▶ **Assigned task**: Quote exactly, and only, the lines of the material below from the line with "52.5 | 66.9 |" through the line with "36.1 | 51.6 |".

▶ **The data**:
══════════

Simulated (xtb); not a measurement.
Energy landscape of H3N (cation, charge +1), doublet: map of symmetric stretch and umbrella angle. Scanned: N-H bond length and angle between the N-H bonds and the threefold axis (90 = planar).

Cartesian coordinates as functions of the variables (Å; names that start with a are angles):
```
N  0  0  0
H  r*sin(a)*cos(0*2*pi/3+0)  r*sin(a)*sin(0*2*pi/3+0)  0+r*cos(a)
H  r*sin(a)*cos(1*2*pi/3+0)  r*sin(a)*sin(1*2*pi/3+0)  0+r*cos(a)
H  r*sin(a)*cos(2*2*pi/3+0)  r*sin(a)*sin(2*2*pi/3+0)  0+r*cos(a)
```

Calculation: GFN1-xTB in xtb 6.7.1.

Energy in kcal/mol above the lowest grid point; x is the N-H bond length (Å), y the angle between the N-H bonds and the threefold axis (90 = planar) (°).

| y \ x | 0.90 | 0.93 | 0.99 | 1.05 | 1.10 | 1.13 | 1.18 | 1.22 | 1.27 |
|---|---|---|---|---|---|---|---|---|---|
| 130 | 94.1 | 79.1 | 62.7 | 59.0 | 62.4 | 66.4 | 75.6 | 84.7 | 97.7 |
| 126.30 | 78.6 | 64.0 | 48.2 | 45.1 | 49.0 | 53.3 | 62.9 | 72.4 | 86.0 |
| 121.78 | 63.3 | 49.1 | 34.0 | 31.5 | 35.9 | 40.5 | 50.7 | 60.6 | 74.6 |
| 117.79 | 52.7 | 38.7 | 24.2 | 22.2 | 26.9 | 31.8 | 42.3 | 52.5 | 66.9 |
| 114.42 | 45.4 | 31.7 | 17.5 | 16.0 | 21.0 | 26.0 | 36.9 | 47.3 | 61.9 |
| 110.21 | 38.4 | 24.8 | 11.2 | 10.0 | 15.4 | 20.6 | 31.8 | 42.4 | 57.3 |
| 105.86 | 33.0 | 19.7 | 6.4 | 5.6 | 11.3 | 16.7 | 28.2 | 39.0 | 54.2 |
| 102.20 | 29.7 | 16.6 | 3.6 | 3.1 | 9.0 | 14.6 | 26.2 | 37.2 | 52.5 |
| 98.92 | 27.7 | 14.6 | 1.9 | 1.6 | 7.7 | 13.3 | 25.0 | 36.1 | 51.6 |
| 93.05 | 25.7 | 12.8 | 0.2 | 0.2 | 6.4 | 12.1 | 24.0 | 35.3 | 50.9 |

══════════

▶ **Written solution**:
| 117.79 | 52.7 | 38.7 | 24.2 | 22.2 | 26.9 | 31.8 | 42.3 | 52.5 | 66.9 |
| 114.42 | 45.4 | 31.7 | 17.5 | 16.0 | 21.0 | 26.0 | 36.9 | 47.3 | 61.9 |
| 110.21 | 38.4 | 24.8 | 11.2 | 10.0 | 15.4 | 20.6 | 31.8 | 42.4 | 57.3 |
| 105.86 | 33.0 | 19.7 | 6.4 | 5.6 | 11.3 | 16.7 | 28.2 | 39.0 | 54.2 |
| 102.20 | 29.7 | 16.6 | 3.6 | 3.1 | 9.0 | 14.6 | 26.2 | 37.2 | 52.5 |
| 98.92 | 27.7 | 14.6 | 1.9 | 1.6 | 7.7 | 13.3 | 25.0 | 36.1 | 51.6 |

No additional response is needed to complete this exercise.